[Material provided]

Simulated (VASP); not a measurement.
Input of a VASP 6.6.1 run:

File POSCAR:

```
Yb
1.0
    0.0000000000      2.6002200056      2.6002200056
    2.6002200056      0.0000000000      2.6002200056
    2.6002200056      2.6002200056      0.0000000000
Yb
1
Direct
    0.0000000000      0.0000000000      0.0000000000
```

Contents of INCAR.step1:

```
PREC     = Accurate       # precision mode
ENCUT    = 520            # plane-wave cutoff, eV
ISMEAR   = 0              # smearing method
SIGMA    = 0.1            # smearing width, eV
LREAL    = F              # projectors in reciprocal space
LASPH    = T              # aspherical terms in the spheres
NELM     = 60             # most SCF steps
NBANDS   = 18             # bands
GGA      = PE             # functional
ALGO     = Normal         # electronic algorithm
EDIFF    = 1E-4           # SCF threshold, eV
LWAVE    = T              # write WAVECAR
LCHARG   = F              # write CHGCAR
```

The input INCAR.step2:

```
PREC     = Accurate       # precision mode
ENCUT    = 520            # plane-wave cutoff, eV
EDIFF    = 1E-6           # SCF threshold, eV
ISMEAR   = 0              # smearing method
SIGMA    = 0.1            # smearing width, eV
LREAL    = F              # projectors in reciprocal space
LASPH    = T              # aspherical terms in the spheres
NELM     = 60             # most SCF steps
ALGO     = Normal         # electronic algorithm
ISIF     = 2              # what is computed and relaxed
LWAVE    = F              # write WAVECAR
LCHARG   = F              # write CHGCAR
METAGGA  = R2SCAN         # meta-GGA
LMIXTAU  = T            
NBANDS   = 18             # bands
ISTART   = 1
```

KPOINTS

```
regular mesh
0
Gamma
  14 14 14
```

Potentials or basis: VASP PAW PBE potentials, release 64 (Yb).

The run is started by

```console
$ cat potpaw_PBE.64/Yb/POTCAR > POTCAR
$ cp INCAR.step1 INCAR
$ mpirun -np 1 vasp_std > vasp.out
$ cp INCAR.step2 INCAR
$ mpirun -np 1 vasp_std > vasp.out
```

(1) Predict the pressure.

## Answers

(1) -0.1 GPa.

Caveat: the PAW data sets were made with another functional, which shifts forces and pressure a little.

[/Material provided]

## Action item
Transcribe, exactly and without additions, the lines of the records above, beginning with the line that contains "(1) Predict the pressure." and ending with the line that contains "(1) -0.1 GPa.", both included.

## Task output
(1) Predict the pressure.

## Answers

(1) -0.1 GPa.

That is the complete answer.